Task item: Within the records below is a range that opens at the line with "The task here" and closes at the line with "Levels to be". Return that range word for word, both ends included, and only that range.

>>>>>

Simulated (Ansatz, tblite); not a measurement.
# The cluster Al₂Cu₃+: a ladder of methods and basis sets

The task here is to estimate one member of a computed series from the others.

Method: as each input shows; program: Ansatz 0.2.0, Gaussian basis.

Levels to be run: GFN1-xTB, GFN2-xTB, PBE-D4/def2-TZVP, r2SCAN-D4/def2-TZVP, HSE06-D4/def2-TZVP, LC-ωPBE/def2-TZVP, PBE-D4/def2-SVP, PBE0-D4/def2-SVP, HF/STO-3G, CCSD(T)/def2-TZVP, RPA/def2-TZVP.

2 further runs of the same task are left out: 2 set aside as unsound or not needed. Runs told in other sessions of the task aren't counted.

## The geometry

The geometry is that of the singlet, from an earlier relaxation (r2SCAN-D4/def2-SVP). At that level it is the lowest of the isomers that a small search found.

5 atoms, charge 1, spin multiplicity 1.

<<<<<

Task response:
The task here is to estimate one member of a computed series from the others.

Method: as each input shows; program: Ansatz 0.2.0, Gaussian basis.

Levels to be run: GFN1-xTB, GFN2-xTB, PBE-D4/def2-TZVP, r2SCAN-D4/def2-TZVP, HSE06-D4/def2-TZVP, LC-ωPBE/def2-TZVP, PBE-D4/def2-SVP, PBE0-D4/def2-SVP, HF/STO-3G, CCSD(T)/def2-TZVP, RPA/def2-TZVP.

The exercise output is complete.